Stored data -

#####

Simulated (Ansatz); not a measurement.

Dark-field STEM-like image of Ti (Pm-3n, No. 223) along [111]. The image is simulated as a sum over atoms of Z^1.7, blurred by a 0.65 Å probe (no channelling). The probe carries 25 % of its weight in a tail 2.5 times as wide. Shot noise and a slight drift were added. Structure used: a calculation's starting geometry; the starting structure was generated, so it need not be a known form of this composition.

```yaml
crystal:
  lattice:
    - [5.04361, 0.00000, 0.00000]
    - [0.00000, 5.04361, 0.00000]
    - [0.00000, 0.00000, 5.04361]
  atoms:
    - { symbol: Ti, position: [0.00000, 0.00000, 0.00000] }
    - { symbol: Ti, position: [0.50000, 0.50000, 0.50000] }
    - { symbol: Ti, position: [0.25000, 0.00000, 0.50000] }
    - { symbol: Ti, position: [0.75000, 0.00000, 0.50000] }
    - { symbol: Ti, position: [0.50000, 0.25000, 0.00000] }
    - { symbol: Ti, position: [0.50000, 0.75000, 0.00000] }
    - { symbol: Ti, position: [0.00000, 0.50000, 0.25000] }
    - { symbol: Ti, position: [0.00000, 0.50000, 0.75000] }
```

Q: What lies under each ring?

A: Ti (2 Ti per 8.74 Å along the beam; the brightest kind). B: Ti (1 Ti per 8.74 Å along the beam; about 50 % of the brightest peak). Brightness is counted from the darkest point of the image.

#####

Return, exactly as they stand, the lines from the start of the records above through the line with "Q: What lies under each ring?", both ends included, and no other lines.

Simulated (Ansatz); not a measurement.

Dark-field STEM-like image of Ti (Pm-3n, No. 223) along [111]. The image is simulated as a sum over atoms of Z^1.7, blurred by a 0.65 Å probe (no channelling). The probe carries 25 % of its weight in a tail 2.5 times as wide. Shot noise and a slight drift were added. Structure used: a calculation's starting geometry; the starting structure was generated, so it need not be a known form of this composition.

```yaml
crystal:
  lattice:
    - [5.04361, 0.00000, 0.00000]
    - [0.00000, 5.04361, 0.00000]
    - [0.00000, 0.00000, 5.04361]
  atoms:
    - { symbol: Ti, position: [0.00000, 0.00000, 0.00000] }
    - { symbol: Ti, position: [0.50000, 0.50000, 0.50000] }
    - { symbol: Ti, position: [0.25000, 0.00000, 0.50000] }
    - { symbol: Ti, position: [0.75000, 0.00000, 0.50000] }
    - { symbol: Ti, position: [0.50000, 0.25000, 0.00000] }
    - { symbol: Ti, position: [0.50000, 0.75000, 0.00000] }
    - { symbol: Ti, position: [0.00000, 0.50000, 0.25000] }
    - { symbol: Ti, position: [0.00000, 0.50000, 0.75000] }
```

Q: What lies under each ring?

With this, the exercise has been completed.